##############################
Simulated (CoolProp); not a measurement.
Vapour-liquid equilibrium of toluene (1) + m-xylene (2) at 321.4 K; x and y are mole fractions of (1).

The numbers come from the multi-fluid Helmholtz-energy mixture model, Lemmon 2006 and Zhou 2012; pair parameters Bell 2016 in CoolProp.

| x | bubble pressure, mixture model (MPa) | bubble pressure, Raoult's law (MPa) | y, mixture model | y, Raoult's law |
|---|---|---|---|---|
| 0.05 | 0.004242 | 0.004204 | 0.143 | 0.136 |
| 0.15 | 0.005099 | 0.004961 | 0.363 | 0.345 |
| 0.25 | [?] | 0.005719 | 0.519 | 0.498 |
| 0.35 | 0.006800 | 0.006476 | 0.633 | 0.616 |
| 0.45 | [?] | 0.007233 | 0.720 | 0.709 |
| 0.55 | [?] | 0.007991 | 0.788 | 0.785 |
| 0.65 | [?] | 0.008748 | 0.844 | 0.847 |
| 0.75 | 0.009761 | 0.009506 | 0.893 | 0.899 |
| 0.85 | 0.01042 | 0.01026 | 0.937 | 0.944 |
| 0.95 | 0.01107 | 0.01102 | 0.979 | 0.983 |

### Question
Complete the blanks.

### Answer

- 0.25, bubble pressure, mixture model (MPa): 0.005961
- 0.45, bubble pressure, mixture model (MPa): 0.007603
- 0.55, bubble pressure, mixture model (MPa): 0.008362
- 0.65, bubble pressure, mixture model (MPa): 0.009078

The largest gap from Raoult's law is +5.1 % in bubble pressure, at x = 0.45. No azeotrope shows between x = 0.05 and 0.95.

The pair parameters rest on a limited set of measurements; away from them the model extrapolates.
##############################

WORK ORDER: Please write out the material word for word from its first line through the line holding "Vapour-liquid equilibrium of", including both, and no line past it.

EXERCISE SOLUTION:
Simulated (CoolProp); not a measurement.
Vapour-liquid equilibrium of toluene (1) + m-xylene (2) at 321.4 K; x and y are mole fractions of (1).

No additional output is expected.